ACTIVITY = Everything in the listing should be restated word for word.

··········
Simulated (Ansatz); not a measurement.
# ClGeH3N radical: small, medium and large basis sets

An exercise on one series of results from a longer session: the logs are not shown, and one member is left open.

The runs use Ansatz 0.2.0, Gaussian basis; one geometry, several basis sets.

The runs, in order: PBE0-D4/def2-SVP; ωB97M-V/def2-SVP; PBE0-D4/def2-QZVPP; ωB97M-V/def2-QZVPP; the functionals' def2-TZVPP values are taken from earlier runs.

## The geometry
··········

WORKED SOLUTION =
Simulated (Ansatz); not a measurement.
# ClGeH3N radical: small, medium and large basis sets

An exercise on one series of results from a longer session: the logs are not shown, and one member is left open.

The runs use Ansatz 0.2.0, Gaussian basis; one geometry, several basis sets.

The runs, in order: PBE0-D4/def2-SVP; ωB97M-V/def2-SVP; PBE0-D4/def2-QZVPP; ωB97M-V/def2-QZVPP; the functionals' def2-TZVPP values are taken from earlier runs.

## The geometry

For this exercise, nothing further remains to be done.